==========

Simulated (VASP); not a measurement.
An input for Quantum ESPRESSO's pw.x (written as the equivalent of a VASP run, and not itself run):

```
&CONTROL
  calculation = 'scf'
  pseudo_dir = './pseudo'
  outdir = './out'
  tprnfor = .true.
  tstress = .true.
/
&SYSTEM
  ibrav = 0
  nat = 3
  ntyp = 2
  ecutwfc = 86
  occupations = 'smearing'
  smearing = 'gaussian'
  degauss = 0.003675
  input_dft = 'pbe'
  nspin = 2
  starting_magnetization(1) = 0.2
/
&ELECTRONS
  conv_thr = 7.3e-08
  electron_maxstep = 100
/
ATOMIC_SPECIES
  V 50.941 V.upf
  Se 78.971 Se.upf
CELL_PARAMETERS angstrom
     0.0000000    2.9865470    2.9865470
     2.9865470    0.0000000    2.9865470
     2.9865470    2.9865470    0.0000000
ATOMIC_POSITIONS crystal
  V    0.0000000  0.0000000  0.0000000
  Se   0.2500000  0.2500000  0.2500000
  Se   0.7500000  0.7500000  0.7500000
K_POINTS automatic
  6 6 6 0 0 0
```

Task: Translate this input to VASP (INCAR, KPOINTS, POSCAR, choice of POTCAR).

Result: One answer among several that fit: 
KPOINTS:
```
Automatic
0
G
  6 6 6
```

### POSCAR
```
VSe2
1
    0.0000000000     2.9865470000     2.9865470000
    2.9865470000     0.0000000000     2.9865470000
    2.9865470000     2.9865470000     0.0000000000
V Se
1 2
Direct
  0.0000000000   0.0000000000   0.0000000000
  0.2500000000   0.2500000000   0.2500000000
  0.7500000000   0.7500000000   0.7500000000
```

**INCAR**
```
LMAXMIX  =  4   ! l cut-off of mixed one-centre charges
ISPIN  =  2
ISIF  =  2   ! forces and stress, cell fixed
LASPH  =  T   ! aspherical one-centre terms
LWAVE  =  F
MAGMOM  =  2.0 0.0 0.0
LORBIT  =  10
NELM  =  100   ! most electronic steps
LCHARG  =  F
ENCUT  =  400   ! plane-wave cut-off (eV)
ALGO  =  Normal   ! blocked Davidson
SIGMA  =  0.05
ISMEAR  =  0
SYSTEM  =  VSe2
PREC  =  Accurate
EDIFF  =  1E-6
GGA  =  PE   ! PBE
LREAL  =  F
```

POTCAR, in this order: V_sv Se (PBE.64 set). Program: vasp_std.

==========

Brief
Word for word, reproduce the lines of the listing from the first one through the line containing "Task: Translate this", and no more.

Written solution
Simulated (VASP); not a measurement.
An input for Quantum ESPRESSO's pw.x (written as the equivalent of a VASP run, and not itself run):

```
&CONTROL
  calculation = 'scf'
  pseudo_dir = './pseudo'
  outdir = './out'
  tprnfor = .true.
  tstress = .true.
/
&SYSTEM
  ibrav = 0
  nat = 3
  ntyp = 2
  ecutwfc = 86
  occupations = 'smearing'
  smearing = 'gaussian'
  degauss = 0.003675
  input_dft = 'pbe'
  nspin = 2
  starting_magnetization(1) = 0.2
/
&ELECTRONS
  conv_thr = 7.3e-08
  electron_maxstep = 100
/
ATOMIC_SPECIES
  V 50.941 V.upf
  Se 78.971 Se.upf
CELL_PARAMETERS angstrom
     0.0000000    2.9865470    2.9865470
     2.9865470    0.0000000    2.9865470
     2.9865470    2.9865470    0.0000000
ATOMIC_POSITIONS crystal
  V    0.0000000  0.0000000  0.0000000
  Se   0.2500000  0.2500000  0.2500000
  Se   0.7500000  0.7500000  0.7500000
K_POINTS automatic
  6 6 6 0 0 0
```

Task: Translate this input to VASP (INCAR, KPOINTS, POSCAR, choice of POTCAR).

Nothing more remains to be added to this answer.